**Task item**.
Nothing should be dropped or changed: copy every line of the listing.

[Data for analysis]

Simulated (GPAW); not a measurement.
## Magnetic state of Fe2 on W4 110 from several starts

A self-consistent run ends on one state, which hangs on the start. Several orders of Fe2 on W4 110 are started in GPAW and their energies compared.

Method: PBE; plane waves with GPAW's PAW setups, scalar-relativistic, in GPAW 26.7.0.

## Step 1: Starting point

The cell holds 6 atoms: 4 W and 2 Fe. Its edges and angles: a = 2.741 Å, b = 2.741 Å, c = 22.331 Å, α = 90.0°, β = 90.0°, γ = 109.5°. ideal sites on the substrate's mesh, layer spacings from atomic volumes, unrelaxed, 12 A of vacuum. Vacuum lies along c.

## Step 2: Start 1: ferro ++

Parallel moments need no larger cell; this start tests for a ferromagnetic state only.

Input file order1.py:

[/Data for analysis]

**Answer section**.
Simulated (GPAW); not a measurement.
## Magnetic state of Fe2 on W4 110 from several starts

A self-consistent run ends on one state, which hangs on the start. Several orders of Fe2 on W4 110 are started in GPAW and their energies compared.

Method: PBE; plane waves with GPAW's PAW setups, scalar-relativistic, in GPAW 26.7.0.

## Step 1: Starting point

The cell holds 6 atoms: 4 W and 2 Fe. Its edges and angles: a = 2.741 Å, b = 2.741 Å, c = 22.331 Å, α = 90.0°, β = 90.0°, γ = 109.5°. ideal sites on the substrate's mesh, layer spacings from atomic volumes, unrelaxed, 12 A of vacuum. Vacuum lies along c.

## Step 2: Start 1: ferro ++

Parallel moments need no larger cell; this start tests for a ferromagnetic state only.

Input file order1.py:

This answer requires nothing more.